» **TASK ITEM**:
Each record below must be written out again in exactly the same form.

··· DATASET RECORDS

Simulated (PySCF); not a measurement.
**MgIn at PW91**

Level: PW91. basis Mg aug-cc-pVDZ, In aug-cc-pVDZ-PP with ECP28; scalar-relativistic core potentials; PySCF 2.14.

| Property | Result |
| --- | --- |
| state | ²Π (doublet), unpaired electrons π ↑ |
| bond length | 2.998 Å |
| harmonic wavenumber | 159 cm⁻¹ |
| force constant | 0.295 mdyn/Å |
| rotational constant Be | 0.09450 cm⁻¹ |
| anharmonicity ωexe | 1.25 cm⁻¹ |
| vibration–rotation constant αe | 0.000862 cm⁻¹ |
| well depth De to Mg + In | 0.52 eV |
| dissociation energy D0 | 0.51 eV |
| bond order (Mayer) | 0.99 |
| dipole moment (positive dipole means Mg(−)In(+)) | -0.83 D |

······

» **WRITTEN ANSWER**:
Simulated (PySCF); not a measurement.
**MgIn at PW91**

Level: PW91. basis Mg aug-cc-pVDZ, In aug-cc-pVDZ-PP with ECP28; scalar-relativistic core potentials; PySCF 2.14.

| Property | Result |
| --- | --- |
| state | ²Π (doublet), unpaired electrons π ↑ |
| bond length | 2.998 Å |
| harmonic wavenumber | 159 cm⁻¹ |
| force constant | 0.295 mdyn/Å |
| rotational constant Be | 0.09450 cm⁻¹ |
| anharmonicity ωexe | 1.25 cm⁻¹ |
| vibration–rotation constant αe | 0.000862 cm⁻¹ |
| well depth De to Mg + In | 0.52 eV |
| dissociation energy D0 | 0.51 eV |
| bond order (Mayer) | 0.99 |
| dipole moment (positive dipole means Mg(−)In(+)) | -0.83 D |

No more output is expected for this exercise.